RECORDED INFORMATION ::
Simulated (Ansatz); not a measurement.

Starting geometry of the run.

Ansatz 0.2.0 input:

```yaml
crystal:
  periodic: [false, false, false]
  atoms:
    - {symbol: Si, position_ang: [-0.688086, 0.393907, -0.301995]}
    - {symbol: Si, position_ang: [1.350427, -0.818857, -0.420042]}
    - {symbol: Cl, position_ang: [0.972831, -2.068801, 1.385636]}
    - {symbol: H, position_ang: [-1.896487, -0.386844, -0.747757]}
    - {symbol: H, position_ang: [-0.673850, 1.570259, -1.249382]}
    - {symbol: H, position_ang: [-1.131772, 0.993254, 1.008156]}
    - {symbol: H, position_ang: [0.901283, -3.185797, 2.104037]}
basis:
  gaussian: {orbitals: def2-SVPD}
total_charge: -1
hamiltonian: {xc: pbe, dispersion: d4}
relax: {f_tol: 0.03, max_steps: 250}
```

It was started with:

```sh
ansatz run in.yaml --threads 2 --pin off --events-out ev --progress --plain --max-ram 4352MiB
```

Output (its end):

WORK ORDER ::
Would you reproduce the whole listing exactly as it stands?

RESPONSE AREA ::
Simulated (Ansatz); not a measurement.

Starting geometry of the run.

Ansatz 0.2.0 input:

```yaml
crystal:
  periodic: [false, false, false]
  atoms:
    - {symbol: Si, position_ang: [-0.688086, 0.393907, -0.301995]}
    - {symbol: Si, position_ang: [1.350427, -0.818857, -0.420042]}
    - {symbol: Cl, position_ang: [0.972831, -2.068801, 1.385636]}
    - {symbol: H, position_ang: [-1.896487, -0.386844, -0.747757]}
    - {symbol: H, position_ang: [-0.673850, 1.570259, -1.249382]}
    - {symbol: H, position_ang: [-1.131772, 0.993254, 1.008156]}
    - {symbol: H, position_ang: [0.901283, -3.185797, 2.104037]}
basis:
  gaussian: {orbitals: def2-SVPD}
total_charge: -1
hamiltonian: {xc: pbe, dispersion: d4}
relax: {f_tol: 0.03, max_steps: 250}
```

It was started with:

```sh
ansatz run in.yaml --threads 2 --pin off --events-out ev --progress --plain --max-ram 4352MiB
```

Output (its end):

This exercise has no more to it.